• Data extracts:
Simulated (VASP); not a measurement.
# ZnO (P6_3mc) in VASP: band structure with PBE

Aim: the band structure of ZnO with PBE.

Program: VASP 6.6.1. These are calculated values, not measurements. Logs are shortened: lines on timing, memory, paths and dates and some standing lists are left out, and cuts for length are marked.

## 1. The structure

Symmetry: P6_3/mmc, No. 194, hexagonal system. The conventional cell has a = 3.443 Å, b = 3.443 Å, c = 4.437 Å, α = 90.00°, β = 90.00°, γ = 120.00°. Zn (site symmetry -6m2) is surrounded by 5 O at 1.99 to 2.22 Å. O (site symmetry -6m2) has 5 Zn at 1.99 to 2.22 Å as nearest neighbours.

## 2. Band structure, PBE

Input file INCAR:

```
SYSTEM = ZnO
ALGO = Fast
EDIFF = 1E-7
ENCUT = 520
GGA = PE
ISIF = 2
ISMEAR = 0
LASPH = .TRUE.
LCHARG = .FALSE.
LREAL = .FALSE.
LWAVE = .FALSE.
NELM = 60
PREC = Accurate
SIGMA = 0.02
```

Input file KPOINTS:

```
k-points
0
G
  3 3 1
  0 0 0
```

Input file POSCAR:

• Work task: Would you reproduce the full listing shown above, word for word?

• Exercise output:
Simulated (VASP); not a measurement.
# ZnO (P6_3mc) in VASP: band structure with PBE

Aim: the band structure of ZnO with PBE.

Program: VASP 6.6.1. These are calculated values, not measurements. Logs are shortened: lines on timing, memory, paths and dates and some standing lists are left out, and cuts for length are marked.

## 1. The structure

Symmetry: P6_3/mmc, No. 194, hexagonal system. The conventional cell has a = 3.443 Å, b = 3.443 Å, c = 4.437 Å, α = 90.00°, β = 90.00°, γ = 120.00°. Zn (site symmetry -6m2) is surrounded by 5 O at 1.99 to 2.22 Å. O (site symmetry -6m2) has 5 Zn at 1.99 to 2.22 Å as nearest neighbours.

## 2. Band structure, PBE

Input file INCAR:

```
SYSTEM = ZnO
ALGO = Fast
EDIFF = 1E-7
ENCUT = 520
GGA = PE
ISIF = 2
ISMEAR = 0
LASPH = .TRUE.
LCHARG = .FALSE.
LREAL = .FALSE.
LWAVE = .FALSE.
NELM = 60
PREC = Accurate
SIGMA = 0.02
```

Input file KPOINTS:

```
k-points
0
G
  3 3 1
  0 0 0
```

Input file POSCAR:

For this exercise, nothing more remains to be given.